* [Work order] For this listing, the lines between the one holding "- Hubbard terms: Eu f U = 8 eV" and the one holding "Caveats: the magnetic", inclusive, must be set down exactly.

* [Provided information]
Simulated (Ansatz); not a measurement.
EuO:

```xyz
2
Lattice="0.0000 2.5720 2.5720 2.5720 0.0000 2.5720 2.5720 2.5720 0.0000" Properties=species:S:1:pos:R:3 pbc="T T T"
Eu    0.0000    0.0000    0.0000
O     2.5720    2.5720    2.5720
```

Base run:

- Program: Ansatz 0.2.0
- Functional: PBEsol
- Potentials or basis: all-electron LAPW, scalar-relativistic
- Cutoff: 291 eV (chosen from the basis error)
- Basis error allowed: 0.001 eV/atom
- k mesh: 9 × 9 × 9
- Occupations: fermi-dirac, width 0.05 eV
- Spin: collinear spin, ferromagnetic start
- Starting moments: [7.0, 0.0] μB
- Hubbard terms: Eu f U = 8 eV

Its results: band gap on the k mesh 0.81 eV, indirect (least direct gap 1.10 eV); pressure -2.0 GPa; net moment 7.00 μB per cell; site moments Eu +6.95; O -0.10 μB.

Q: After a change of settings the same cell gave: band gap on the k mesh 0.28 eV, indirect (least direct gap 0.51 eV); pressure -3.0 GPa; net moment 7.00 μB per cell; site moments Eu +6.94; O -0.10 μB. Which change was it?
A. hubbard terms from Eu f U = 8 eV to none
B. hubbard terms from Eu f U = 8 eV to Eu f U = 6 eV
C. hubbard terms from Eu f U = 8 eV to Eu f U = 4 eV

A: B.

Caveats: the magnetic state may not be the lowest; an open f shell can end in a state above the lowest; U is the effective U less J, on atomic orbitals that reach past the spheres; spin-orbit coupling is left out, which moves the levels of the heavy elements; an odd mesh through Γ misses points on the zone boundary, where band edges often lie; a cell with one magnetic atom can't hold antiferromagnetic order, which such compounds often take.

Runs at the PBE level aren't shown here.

* [Answer section]
- Hubbard terms: Eu f U = 8 eV

Its results: band gap on the k mesh 0.81 eV, indirect (least direct gap 1.10 eV); pressure -2.0 GPa; net moment 7.00 μB per cell; site moments Eu +6.95; O -0.10 μB.

Q: After a change of settings the same cell gave: band gap on the k mesh 0.28 eV, indirect (least direct gap 0.51 eV); pressure -3.0 GPa; net moment 7.00 μB per cell; site moments Eu +6.94; O -0.10 μB. Which change was it?
A. hubbard terms from Eu f U = 8 eV to none
B. hubbard terms from Eu f U = 8 eV to Eu f U = 6 eV
C. hubbard terms from Eu f U = 8 eV to Eu f U = 4 eV

A: B.

Caveats: the magnetic state may not be the lowest; an open f shell can end in a state above the lowest; U is the effective U less J, on atomic orbitals that reach past the spheres; spin-orbit coupling is left out, which moves the levels of the heavy elements; an odd mesh through Γ misses points on the zone boundary, where band edges often lie; a cell with one magnetic atom can't hold antiferromagnetic order, which such compounds often take.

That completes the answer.